▶ **WORK INSTRUCTION**:
Stop after the line that contains "Alike in both"; until then, restate each line of the entries word for word from the very first.

■ ■ ■ ■ ■ ■ ■

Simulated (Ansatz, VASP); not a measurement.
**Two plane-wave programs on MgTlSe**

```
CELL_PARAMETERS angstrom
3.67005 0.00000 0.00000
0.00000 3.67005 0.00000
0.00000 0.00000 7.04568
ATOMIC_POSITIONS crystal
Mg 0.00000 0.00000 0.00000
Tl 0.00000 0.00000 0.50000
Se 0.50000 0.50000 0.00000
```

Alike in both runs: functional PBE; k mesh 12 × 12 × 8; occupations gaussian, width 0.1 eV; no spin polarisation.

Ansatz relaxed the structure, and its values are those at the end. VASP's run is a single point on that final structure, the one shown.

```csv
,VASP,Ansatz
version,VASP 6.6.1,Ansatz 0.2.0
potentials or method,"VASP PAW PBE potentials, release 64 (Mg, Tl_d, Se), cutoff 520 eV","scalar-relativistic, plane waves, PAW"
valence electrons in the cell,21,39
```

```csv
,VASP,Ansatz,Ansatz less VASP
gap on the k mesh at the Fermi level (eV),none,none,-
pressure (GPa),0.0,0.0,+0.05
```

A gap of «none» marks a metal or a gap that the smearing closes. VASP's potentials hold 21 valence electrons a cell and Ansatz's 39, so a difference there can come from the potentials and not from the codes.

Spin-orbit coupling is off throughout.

■ ■ ■ ■ ■ ■ ■

▶ **ANSWER AREA**:
Simulated (Ansatz, VASP); not a measurement.
**Two plane-wave programs on MgTlSe**

```
CELL_PARAMETERS angstrom
3.67005 0.00000 0.00000
0.00000 3.67005 0.00000
0.00000 0.00000 7.04568
ATOMIC_POSITIONS crystal
Mg 0.00000 0.00000 0.00000
Tl 0.00000 0.00000 0.50000
Se 0.50000 0.50000 0.00000
```

Alike in both runs: functional PBE; k mesh 12 × 12 × 8; occupations gaussian, width 0.1 eV; no spin polarisation.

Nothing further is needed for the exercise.